Nothing may be dropped. Retype the whole listing exactly.

** Dataset entries follows **

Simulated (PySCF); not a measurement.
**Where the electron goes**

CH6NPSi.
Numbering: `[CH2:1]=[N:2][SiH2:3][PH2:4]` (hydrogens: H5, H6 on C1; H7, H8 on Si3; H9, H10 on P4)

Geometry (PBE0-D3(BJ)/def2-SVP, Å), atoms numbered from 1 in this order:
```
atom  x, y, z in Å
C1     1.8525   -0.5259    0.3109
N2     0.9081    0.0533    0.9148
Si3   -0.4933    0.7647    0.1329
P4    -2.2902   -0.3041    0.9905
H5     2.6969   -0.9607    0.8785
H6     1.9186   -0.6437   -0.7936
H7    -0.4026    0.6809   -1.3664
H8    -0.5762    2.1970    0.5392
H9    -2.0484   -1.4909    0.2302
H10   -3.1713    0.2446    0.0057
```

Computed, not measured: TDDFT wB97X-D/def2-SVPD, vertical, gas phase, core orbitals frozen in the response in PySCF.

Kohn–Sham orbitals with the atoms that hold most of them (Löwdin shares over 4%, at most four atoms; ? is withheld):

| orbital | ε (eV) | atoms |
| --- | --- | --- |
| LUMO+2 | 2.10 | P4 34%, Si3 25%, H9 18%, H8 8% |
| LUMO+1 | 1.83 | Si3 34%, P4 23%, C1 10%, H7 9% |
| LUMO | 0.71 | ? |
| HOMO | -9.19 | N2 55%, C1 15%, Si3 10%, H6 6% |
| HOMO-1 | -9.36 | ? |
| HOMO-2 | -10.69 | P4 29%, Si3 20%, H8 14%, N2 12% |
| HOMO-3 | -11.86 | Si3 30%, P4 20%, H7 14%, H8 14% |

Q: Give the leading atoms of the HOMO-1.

** End of Dataset entries **

▸ Task result
Simulated (PySCF); not a measurement.
**Where the electron goes**

CH6NPSi.
Numbering: `[CH2:1]=[N:2][SiH2:3][PH2:4]` (hydrogens: H5, H6 on C1; H7, H8 on Si3; H9, H10 on P4)

Geometry (PBE0-D3(BJ)/def2-SVP, Å), atoms numbered from 1 in this order:
```
atom  x, y, z in Å
C1     1.8525   -0.5259    0.3109
N2     0.9081    0.0533    0.9148
Si3   -0.4933    0.7647    0.1329
P4    -2.2902   -0.3041    0.9905
H5     2.6969   -0.9607    0.8785
H6     1.9186   -0.6437   -0.7936
H7    -0.4026    0.6809   -1.3664
H8    -0.5762    2.1970    0.5392
H9    -2.0484   -1.4909    0.2302
H10   -3.1713    0.2446    0.0057
```

Computed, not measured: TDDFT wB97X-D/def2-SVPD, vertical, gas phase, core orbitals frozen in the response in PySCF.

Kohn–Sham orbitals with the atoms that hold most of them (Löwdin shares over 4%, at most four atoms; ? is withheld):

| orbital | ε (eV) | atoms |
| --- | --- | --- |
| LUMO+2 | 2.10 | P4 34%, Si3 25%, H9 18%, H8 8% |
| LUMO+1 | 1.83 | Si3 34%, P4 23%, C1 10%, H7 9% |
| LUMO | 0.71 | ? |
| HOMO | -9.19 | N2 55%, C1 15%, Si3 10%, H6 6% |
| HOMO-1 | -9.36 | ? |
| HOMO-2 | -10.69 | P4 29%, Si3 20%, H8 14%, N2 12% |
| HOMO-3 | -11.86 | Si3 30%, P4 20%, H7 14%, H8 14% |

Q: Give the leading atoms of the HOMO-1.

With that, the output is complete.